◆ ◆ ◆

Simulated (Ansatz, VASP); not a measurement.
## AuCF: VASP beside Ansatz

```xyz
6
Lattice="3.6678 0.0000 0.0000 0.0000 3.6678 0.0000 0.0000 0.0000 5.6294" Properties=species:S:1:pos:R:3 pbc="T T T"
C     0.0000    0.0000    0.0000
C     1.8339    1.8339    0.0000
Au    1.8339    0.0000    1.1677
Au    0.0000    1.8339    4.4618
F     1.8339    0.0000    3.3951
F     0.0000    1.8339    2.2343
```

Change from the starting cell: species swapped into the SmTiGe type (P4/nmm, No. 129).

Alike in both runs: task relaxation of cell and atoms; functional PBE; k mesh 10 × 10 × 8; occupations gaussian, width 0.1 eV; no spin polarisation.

◆ ◆ ◆

**Work request:**
The records above should be reproduced in full, exactly as they read.

**Your solution:**
Simulated (Ansatz, VASP); not a measurement.
## AuCF: VASP beside Ansatz

```xyz
6
Lattice="3.6678 0.0000 0.0000 0.0000 3.6678 0.0000 0.0000 0.0000 5.6294" Properties=species:S:1:pos:R:3 pbc="T T T"
C     0.0000    0.0000    0.0000
C     1.8339    1.8339    0.0000
Au    1.8339    0.0000    1.1677
Au    0.0000    1.8339    4.4618
F     1.8339    0.0000    3.3951
F     0.0000    1.8339    2.2343
```

Change from the starting cell: species swapped into the SmTiGe type (P4/nmm, No. 129).

Alike in both runs: task relaxation of cell and atoms; functional PBE; k mesh 10 × 10 × 8; occupations gaussian, width 0.1 eV; no spin polarisation.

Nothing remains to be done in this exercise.